WORK ITEM ▸
Transcribe the records below exactly, from their first line through the line containing "The runs below". Omit every line after it.

**** THE DATA ****

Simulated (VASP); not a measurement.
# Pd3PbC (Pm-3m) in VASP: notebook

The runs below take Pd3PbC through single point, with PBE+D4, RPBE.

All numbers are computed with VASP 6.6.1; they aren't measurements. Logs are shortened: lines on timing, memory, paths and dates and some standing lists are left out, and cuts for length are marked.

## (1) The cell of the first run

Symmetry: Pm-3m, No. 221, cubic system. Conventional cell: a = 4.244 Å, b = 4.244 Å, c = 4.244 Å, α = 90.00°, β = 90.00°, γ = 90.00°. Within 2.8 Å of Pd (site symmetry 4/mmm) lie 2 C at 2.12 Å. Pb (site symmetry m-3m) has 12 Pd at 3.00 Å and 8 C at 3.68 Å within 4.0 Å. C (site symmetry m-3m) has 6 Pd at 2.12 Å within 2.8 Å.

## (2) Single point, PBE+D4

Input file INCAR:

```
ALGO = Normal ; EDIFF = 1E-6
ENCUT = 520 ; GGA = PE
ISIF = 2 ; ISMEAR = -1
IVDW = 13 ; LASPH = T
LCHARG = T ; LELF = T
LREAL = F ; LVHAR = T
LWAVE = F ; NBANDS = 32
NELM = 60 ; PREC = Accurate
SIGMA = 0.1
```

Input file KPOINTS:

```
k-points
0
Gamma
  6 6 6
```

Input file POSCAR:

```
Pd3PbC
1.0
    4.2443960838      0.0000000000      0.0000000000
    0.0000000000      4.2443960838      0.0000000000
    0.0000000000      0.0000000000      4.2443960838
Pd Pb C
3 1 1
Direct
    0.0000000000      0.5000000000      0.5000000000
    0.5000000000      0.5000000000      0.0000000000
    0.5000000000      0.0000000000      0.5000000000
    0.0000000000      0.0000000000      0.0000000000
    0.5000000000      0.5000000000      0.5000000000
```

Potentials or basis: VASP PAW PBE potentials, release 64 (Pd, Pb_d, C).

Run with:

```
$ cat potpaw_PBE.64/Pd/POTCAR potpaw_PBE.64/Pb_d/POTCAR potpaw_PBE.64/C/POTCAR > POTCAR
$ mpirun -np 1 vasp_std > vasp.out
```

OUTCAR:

****

RESPONSE BOX ▸
Simulated (VASP); not a measurement.
# Pd3PbC (Pm-3m) in VASP: notebook

The runs below take Pd3PbC through single point, with PBE+D4, RPBE.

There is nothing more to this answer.